[Provided material — start]

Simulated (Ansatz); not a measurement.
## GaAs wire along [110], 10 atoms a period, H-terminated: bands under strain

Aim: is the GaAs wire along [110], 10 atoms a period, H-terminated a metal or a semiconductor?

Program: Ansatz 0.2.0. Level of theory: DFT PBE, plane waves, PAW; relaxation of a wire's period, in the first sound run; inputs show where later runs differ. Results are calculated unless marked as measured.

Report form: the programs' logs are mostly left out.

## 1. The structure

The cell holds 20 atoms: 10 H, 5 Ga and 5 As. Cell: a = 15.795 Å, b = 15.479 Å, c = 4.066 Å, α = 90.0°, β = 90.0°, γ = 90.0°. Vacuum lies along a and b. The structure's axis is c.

[Provided material — finish]

* _Work item_:
All the records above must be transcribed without a single change to any word.

* _Exercise answer_:
Simulated (Ansatz); not a measurement.
## GaAs wire along [110], 10 atoms a period, H-terminated: bands under strain

Aim: is the GaAs wire along [110], 10 atoms a period, H-terminated a metal or a semiconductor?

Program: Ansatz 0.2.0. Level of theory: DFT PBE, plane waves, PAW; relaxation of a wire's period, in the first sound run; inputs show where later runs differ. Results are calculated unless marked as measured.

Report form: the programs' logs are mostly left out.

## 1. The structure

The cell holds 20 atoms: 10 H, 5 Ga and 5 As. Cell: a = 15.795 Å, b = 15.479 Å, c = 4.066 Å, α = 90.0°, β = 90.0°, γ = 90.0°. Vacuum lies along a and b. The structure's axis is c.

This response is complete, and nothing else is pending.